- **Exercise**
Give again the lines of the data from its first line through the line with "(2) 21.8 meV/atom and 12.06 GPa as computed.". Change nothing.

- **Records provided**
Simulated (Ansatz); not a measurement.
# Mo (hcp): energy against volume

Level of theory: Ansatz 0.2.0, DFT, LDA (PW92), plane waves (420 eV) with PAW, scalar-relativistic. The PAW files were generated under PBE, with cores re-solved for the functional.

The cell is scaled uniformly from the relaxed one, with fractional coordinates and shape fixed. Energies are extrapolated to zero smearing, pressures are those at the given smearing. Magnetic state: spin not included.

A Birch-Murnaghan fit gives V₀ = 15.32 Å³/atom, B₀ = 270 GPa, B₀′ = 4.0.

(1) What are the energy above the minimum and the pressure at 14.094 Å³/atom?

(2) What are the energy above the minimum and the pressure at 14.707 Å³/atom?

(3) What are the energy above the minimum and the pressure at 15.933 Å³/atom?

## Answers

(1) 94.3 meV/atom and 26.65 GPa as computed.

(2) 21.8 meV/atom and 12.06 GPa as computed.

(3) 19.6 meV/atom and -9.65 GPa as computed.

- **Answer section**
Simulated (Ansatz); not a measurement.
# Mo (hcp): energy against volume

Level of theory: Ansatz 0.2.0, DFT, LDA (PW92), plane waves (420 eV) with PAW, scalar-relativistic. The PAW files were generated under PBE, with cores re-solved for the functional.

The cell is scaled uniformly from the relaxed one, with fractional coordinates and shape fixed. Energies are extrapolated to zero smearing, pressures are those at the given smearing. Magnetic state: spin not included.

A Birch-Murnaghan fit gives V₀ = 15.32 Å³/atom, B₀ = 270 GPa, B₀′ = 4.0.

(1) What are the energy above the minimum and the pressure at 14.094 Å³/atom?

(2) What are the energy above the minimum and the pressure at 14.707 Å³/atom?

(3) What are the energy above the minimum and the pressure at 15.933 Å³/atom?

## Answers

(1) 94.3 meV/atom and 26.65 GPa as computed.

(2) 21.8 meV/atom and 12.06 GPa as computed.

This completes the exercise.